Assignment: From the first line of the material below to the line containing "10.442 | -7.13856 |", repeat every line exactly and add nothing.

Source data:
--

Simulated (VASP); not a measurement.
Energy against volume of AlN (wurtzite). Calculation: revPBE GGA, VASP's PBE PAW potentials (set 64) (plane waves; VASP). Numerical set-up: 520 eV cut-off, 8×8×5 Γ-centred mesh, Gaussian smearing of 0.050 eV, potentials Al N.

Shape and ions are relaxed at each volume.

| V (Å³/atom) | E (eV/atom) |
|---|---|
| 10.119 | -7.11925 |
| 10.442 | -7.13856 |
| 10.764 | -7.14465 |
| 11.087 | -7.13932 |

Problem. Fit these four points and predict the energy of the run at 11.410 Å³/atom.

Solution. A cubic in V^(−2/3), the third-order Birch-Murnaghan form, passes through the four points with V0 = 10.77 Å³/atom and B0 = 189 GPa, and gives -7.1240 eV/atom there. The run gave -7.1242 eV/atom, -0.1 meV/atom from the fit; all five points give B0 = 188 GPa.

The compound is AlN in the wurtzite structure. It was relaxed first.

--

Expected answer:
Simulated (VASP); not a measurement.
Energy against volume of AlN (wurtzite). Calculation: revPBE GGA, VASP's PBE PAW potentials (set 64) (plane waves; VASP). Numerical set-up: 520 eV cut-off, 8×8×5 Γ-centred mesh, Gaussian smearing of 0.050 eV, potentials Al N.

Shape and ions are relaxed at each volume.

| V (Å³/atom) | E (eV/atom) |
|---|---|
| 10.119 | -7.11925 |
| 10.442 | -7.13856 |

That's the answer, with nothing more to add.